___ The data
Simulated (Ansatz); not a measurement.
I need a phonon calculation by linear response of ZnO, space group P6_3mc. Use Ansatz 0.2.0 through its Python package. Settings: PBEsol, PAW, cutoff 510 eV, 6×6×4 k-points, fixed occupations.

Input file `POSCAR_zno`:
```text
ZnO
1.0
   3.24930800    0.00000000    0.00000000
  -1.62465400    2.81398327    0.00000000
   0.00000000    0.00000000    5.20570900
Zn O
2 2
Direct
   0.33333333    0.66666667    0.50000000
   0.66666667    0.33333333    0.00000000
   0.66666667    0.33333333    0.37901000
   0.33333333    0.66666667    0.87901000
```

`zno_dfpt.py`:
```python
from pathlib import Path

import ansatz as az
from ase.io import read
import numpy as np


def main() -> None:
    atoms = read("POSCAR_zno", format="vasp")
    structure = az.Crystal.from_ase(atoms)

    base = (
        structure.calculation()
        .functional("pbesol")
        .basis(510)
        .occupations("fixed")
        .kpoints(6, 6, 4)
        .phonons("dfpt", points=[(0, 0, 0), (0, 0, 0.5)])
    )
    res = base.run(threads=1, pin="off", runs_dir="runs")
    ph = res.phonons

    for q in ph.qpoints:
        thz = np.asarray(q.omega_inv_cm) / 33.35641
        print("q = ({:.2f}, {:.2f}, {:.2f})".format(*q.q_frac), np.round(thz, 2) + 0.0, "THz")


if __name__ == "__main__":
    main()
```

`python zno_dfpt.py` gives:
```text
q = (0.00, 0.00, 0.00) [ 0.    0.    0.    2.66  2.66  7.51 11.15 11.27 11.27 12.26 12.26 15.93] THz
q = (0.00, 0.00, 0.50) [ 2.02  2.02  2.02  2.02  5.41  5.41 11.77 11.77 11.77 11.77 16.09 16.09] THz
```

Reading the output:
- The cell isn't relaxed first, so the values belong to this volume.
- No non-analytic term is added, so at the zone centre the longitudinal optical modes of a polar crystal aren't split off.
______

Work request
Retype the listing from its first line onward, stopping after the line that contains "- The cell isn't" has been retyped in full.

Your solution
Simulated (Ansatz); not a measurement.
I need a phonon calculation by linear response of ZnO, space group P6_3mc. Use Ansatz 0.2.0 through its Python package. Settings: PBEsol, PAW, cutoff 510 eV, 6×6×4 k-points, fixed occupations.

Input file `POSCAR_zno`:
```text
ZnO
1.0
   3.24930800    0.00000000    0.00000000
  -1.62465400    2.81398327    0.00000000
   0.00000000    0.00000000    5.20570900
Zn O
2 2
Direct
   0.33333333    0.66666667    0.50000000
   0.66666667    0.33333333    0.00000000
   0.66666667    0.33333333    0.37901000
   0.33333333    0.66666667    0.87901000
```

`zno_dfpt.py`:
```python
from pathlib import Path

import ansatz as az
from ase.io import read
import numpy as np


def main() -> None:
    atoms = read("POSCAR_zno", format="vasp")
    structure = az.Crystal.from_ase(atoms)

    base = (
        structure.calculation()
        .functional("pbesol")
        .basis(510)
        .occupations("fixed")
        .kpoints(6, 6, 4)
        .phonons("dfpt", points=[(0, 0, 0), (0, 0, 0.5)])
    )
    res = base.run(threads=1, pin="off", runs_dir="runs")
    ph = res.phonons

    for q in ph.qpoints:
        thz = np.asarray(q.omega_inv_cm) / 33.35641
        print("q = ({:.2f}, {:.2f}, {:.2f})".format(*q.q_frac), np.round(thz, 2) + 0.0, "THz")


if __name__ == "__main__":
    main()
```

`python zno_dfpt.py` gives:
```text
q = (0.00, 0.00, 0.00) [ 0.    0.    0.    2.66  2.66  7.51 11.15 11.27 11.27 12.26 12.26 15.93] THz
q = (0.00, 0.00, 0.50) [ 2.02  2.02  2.02  2.02  5.41  5.41 11.77 11.77 11.77 11.77 16.09 16.09] THz
```

Reading the output:
- The cell isn't relaxed first, so the values belong to this volume.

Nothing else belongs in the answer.